────────────────────

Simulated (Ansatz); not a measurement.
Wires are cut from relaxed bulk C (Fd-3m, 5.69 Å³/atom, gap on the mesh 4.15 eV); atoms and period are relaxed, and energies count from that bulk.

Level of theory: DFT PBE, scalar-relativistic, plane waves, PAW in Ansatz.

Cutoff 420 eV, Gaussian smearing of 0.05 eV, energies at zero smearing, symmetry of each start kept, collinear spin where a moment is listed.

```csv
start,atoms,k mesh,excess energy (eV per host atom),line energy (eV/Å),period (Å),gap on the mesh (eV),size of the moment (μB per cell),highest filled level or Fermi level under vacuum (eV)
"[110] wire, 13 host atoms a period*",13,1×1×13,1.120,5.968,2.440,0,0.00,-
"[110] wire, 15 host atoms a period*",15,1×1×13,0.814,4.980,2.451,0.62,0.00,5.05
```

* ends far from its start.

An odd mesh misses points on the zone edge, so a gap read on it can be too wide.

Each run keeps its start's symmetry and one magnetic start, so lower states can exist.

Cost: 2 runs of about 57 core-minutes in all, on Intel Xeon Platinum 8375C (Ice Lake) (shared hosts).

────────────────────

**Brief**
Exact duplication is required for the lines above, from the line that contains "from its start." to the line that contains "Each run keeps", inclusive; omit all others.

**Answer section**
* ends far from its start.

An odd mesh misses points on the zone edge, so a gap read on it can be too wide.

Each run keeps its start's symmetry and one magnetic start, so lower states can exist.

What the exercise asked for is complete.